SUPPLIED MATERIAL
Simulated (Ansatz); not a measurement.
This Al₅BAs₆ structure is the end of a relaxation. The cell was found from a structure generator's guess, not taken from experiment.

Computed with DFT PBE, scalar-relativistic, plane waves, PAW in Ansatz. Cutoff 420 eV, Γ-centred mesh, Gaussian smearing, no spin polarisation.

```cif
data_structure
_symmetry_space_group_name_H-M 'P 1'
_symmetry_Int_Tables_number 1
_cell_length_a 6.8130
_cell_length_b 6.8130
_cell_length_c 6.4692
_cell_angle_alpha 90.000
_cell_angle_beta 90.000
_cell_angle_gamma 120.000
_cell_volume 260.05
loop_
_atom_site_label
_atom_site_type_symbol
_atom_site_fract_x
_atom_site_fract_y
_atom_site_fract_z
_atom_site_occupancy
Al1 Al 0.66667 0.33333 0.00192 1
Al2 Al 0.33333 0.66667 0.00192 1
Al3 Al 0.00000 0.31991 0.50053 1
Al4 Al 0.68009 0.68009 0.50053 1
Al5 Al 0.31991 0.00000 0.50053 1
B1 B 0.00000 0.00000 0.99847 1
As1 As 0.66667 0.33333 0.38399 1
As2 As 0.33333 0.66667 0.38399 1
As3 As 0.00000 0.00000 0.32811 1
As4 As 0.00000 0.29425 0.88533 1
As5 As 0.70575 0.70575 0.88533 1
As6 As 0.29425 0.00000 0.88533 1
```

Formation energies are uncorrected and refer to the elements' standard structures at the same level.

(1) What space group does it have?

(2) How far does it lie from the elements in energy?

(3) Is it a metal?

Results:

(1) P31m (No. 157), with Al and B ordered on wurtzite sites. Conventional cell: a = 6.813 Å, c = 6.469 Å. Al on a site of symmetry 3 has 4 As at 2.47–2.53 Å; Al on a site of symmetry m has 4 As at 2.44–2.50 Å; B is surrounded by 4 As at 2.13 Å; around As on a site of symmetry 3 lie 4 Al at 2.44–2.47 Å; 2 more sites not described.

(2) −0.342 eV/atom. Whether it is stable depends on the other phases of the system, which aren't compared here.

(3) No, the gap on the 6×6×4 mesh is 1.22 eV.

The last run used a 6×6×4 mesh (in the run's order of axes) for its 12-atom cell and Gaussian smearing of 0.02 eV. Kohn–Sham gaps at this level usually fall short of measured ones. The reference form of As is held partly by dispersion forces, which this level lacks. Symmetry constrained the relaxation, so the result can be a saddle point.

WORK TASK
Reproduce word for word only the first line of the listing above and each line after it through the line with "Computed with DFT".

ANSWER AREA
Simulated (Ansatz); not a measurement.
This Al₅BAs₆ structure is the end of a relaxation. The cell was found from a structure generator's guess, not taken from experiment.

Computed with DFT PBE, scalar-relativistic, plane waves, PAW in Ansatz. Cutoff 420 eV, Γ-centred mesh, Gaussian smearing, no spin polarisation.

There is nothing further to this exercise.